DATA SUPPLIED |
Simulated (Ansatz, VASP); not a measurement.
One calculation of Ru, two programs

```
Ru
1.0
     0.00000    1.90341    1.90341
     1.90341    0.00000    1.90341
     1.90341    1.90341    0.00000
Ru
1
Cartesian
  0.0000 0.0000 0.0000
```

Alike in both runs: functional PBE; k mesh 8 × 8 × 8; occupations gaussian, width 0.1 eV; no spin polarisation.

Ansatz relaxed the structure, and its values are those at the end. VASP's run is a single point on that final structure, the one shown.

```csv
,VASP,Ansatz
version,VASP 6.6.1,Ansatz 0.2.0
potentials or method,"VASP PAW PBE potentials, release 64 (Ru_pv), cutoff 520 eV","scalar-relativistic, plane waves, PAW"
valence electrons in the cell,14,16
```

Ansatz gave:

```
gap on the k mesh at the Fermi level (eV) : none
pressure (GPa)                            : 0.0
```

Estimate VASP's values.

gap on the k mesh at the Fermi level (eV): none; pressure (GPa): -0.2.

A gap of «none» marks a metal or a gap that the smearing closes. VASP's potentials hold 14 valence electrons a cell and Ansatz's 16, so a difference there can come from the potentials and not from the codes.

ASSIGNED TASK | When you reach the line holding "One calculation of Ru, two programs" in the records above, begin reproducing exactly, stop after the line holding "Alike in both", and output nothing else.

EXPECTED ANSWER |
One calculation of Ru, two programs

```
Ru
1.0
     0.00000    1.90341    1.90341
     1.90341    0.00000    1.90341
     1.90341    1.90341    0.00000
Ru
1
Cartesian
  0.0000 0.0000 0.0000
```

Alike in both runs: functional PBE; k mesh 8 × 8 × 8; occupations gaussian, width 0.1 eV; no spin polarisation.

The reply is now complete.